→ WORK REQUEST
Only the lines from the top of the data through the line with "The cell was" should be repeated, each exactly as written.

****************************************

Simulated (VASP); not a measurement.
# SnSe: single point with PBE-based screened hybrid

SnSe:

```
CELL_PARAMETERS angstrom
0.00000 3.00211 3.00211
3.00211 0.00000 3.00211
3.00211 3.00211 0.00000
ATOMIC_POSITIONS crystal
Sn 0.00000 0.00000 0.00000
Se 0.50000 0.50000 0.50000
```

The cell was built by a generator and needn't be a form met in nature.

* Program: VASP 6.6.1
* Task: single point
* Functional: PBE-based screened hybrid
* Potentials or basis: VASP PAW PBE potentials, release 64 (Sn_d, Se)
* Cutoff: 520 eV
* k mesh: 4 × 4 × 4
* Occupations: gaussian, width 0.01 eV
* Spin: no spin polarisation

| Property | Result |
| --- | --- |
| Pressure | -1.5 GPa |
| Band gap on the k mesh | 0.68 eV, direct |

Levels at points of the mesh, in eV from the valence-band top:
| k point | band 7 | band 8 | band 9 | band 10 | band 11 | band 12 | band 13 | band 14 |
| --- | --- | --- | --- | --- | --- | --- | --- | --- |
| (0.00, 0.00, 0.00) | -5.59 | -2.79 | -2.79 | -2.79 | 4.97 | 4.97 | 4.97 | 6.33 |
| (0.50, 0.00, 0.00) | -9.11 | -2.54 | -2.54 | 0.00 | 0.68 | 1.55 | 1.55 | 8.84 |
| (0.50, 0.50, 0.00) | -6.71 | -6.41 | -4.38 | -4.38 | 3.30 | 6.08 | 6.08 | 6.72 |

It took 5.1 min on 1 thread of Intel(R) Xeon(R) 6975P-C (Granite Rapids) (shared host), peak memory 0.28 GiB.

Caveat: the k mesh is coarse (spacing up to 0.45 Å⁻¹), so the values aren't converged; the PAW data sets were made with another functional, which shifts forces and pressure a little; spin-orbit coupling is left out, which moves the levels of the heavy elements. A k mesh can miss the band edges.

****************************************

→ TASK RESPONSE
Simulated (VASP); not a measurement.
# SnSe: single point with PBE-based screened hybrid

SnSe:

```
CELL_PARAMETERS angstrom
0.00000 3.00211 3.00211
3.00211 0.00000 3.00211
3.00211 3.00211 0.00000
ATOMIC_POSITIONS crystal
Sn 0.00000 0.00000 0.00000
Se 0.50000 0.50000 0.50000
```

The cell was built by a generator and needn't be a form met in nature.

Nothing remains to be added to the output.